▸ EXTRACTED ENTRIES:
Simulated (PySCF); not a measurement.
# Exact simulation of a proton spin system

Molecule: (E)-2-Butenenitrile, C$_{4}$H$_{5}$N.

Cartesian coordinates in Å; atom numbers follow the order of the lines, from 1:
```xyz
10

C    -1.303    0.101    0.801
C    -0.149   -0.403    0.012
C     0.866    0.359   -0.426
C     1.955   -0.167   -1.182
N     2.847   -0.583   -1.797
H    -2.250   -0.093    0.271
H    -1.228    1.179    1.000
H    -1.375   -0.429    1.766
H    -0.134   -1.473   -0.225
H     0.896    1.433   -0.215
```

▸ WORK REQUEST: Nothing is to be left out. Repeat the whole listing exactly.

▸ TASK SOLUTION:
Simulated (PySCF); not a measurement.
# Exact simulation of a proton spin system

Molecule: (E)-2-Butenenitrile, C$_{4}$H$_{5}$N.

Cartesian coordinates in Å; atom numbers follow the order of the lines, from 1:
```xyz
10

C    -1.303    0.101    0.801
C    -0.149   -0.403    0.012
C     0.866    0.359   -0.426
C     1.955   -0.167   -1.182
N     2.847   -0.583   -1.797
H    -2.250   -0.093    0.271
H    -1.228    1.179    1.000
H    -1.375   -0.429    1.766
H    -0.134   -1.473   -0.225
H     0.896    1.433   -0.215
```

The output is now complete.